**Task item:** A faithful transcription of the entries below is required.

**Dataset:**
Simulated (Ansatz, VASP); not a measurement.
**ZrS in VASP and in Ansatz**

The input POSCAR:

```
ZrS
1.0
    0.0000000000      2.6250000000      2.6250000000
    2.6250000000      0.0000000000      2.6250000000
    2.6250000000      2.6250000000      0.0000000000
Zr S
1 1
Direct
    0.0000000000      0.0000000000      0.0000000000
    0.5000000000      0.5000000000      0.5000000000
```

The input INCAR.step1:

**Task response:**
Simulated (Ansatz, VASP); not a measurement.
**ZrS in VASP and in Ansatz**

The input POSCAR:

```
ZrS
1.0
    0.0000000000      2.6250000000      2.6250000000
    2.6250000000      0.0000000000      2.6250000000
    2.6250000000      2.6250000000      0.0000000000
Zr S
1 1
Direct
    0.0000000000      0.0000000000      0.0000000000
    0.5000000000      0.5000000000      0.5000000000
```

The input INCAR.step1:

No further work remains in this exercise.